> [Work task]:
What is needed is an exact copy of every line in the listing.

+--

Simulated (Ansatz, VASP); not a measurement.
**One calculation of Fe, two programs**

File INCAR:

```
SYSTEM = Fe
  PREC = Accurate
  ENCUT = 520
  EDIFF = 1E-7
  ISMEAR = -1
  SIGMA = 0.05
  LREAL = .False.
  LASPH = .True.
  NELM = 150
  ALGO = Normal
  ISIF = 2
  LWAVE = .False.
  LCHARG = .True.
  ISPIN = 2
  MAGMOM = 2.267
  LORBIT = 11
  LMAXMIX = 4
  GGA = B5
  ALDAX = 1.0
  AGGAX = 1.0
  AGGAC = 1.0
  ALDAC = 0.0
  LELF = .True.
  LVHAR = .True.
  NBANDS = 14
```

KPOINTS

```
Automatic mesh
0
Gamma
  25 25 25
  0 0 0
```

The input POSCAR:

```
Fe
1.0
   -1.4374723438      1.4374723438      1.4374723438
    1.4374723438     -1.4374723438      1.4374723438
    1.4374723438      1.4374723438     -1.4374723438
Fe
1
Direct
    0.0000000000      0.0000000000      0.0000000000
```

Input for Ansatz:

+--

> [Response area]:
Simulated (Ansatz, VASP); not a measurement.
**One calculation of Fe, two programs**

File INCAR:

```
SYSTEM = Fe
  PREC = Accurate
  ENCUT = 520
  EDIFF = 1E-7
  ISMEAR = -1
  SIGMA = 0.05
  LREAL = .False.
  LASPH = .True.
  NELM = 150
  ALGO = Normal
  ISIF = 2
  LWAVE = .False.
  LCHARG = .True.
  ISPIN = 2
  MAGMOM = 2.267
  LORBIT = 11
  LMAXMIX = 4
  GGA = B5
  ALDAX = 1.0
  AGGAX = 1.0
  AGGAC = 1.0
  ALDAC = 0.0
  LELF = .True.
  LVHAR = .True.
  NBANDS = 14
```

KPOINTS

```
Automatic mesh
0
Gamma
  25 25 25
  0 0 0
```

The input POSCAR:

```
Fe
1.0
   -1.4374723438      1.4374723438      1.4374723438
    1.4374723438     -1.4374723438      1.4374723438
    1.4374723438      1.4374723438     -1.4374723438
Fe
1
Direct
    0.0000000000      0.0000000000      0.0000000000
```

Input for Ansatz:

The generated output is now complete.